Nothing beyond the line containing "POTCAR, in this" should be printed; print each line exactly from the first line of the listing below through it.

● Record set
────────────────────────────────────────
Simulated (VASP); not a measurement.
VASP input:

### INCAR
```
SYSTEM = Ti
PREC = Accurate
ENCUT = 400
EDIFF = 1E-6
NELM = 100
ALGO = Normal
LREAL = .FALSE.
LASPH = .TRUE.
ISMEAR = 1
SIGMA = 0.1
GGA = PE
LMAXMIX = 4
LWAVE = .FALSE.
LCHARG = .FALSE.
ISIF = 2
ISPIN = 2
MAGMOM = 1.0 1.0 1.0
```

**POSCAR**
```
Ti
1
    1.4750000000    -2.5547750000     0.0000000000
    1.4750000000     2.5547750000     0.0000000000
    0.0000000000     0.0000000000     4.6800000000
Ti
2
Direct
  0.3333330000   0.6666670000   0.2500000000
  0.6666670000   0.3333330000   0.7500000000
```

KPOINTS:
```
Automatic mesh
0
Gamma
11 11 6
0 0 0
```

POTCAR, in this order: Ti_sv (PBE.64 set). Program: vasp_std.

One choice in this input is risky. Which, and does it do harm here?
────────────────────────────────────────

● Answer area
Simulated (VASP); not a measurement.
VASP input:

### INCAR
```
SYSTEM = Ti
PREC = Accurate
ENCUT = 400
EDIFF = 1E-6
NELM = 100
ALGO = Normal
LREAL = .FALSE.
LASPH = .TRUE.
ISMEAR = 1
SIGMA = 0.1
GGA = PE
LMAXMIX = 4
LWAVE = .FALSE.
LCHARG = .FALSE.
ISIF = 2
ISPIN = 2
MAGMOM = 1.0 1.0 1.0
```

**POSCAR**
```
Ti
1
    1.4750000000    -2.5547750000     0.0000000000
    1.4750000000     2.5547750000     0.0000000000
    0.0000000000     0.0000000000     4.6800000000
Ti
2
Direct
  0.3333330000   0.6666670000   0.2500000000
  0.6666670000   0.3333330000   0.7500000000
```

KPOINTS:
```
Automatic mesh
0
Gamma
11 11 6
0 0 0
```

POTCAR, in this order: Ti_sv (PBE.64 set). Program: vasp_std.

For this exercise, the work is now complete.